EXERCISE:
From the data below, retype exactly the lines starting with the one that contains "-0.21 | 201.59 |" and ending with the one that contains "-0.03 | 197.41 |", both included.

SOURCE DATA:
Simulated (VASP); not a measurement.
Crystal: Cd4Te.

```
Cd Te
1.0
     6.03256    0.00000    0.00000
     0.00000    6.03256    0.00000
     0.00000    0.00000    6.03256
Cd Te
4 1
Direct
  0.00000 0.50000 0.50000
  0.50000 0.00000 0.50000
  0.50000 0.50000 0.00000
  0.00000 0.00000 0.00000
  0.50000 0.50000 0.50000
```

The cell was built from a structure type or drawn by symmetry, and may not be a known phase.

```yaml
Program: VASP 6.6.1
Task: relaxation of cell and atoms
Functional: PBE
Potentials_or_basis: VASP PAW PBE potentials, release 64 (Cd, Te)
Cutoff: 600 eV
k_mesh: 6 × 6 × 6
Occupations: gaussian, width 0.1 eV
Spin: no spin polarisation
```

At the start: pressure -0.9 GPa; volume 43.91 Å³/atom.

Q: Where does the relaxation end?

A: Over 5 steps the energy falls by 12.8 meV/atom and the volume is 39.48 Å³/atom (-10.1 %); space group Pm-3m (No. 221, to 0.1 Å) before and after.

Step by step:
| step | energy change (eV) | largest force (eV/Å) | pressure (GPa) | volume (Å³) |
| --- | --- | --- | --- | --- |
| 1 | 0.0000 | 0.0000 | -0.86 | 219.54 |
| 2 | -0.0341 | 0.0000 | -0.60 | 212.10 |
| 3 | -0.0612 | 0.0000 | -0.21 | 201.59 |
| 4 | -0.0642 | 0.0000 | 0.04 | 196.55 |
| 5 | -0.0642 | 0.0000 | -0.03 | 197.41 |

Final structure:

RESULT:
| 3 | -0.0612 | 0.0000 | -0.21 | 201.59 |
| 4 | -0.0642 | 0.0000 | 0.04 | 196.55 |
| 5 | -0.0642 | 0.0000 | -0.03 | 197.41 |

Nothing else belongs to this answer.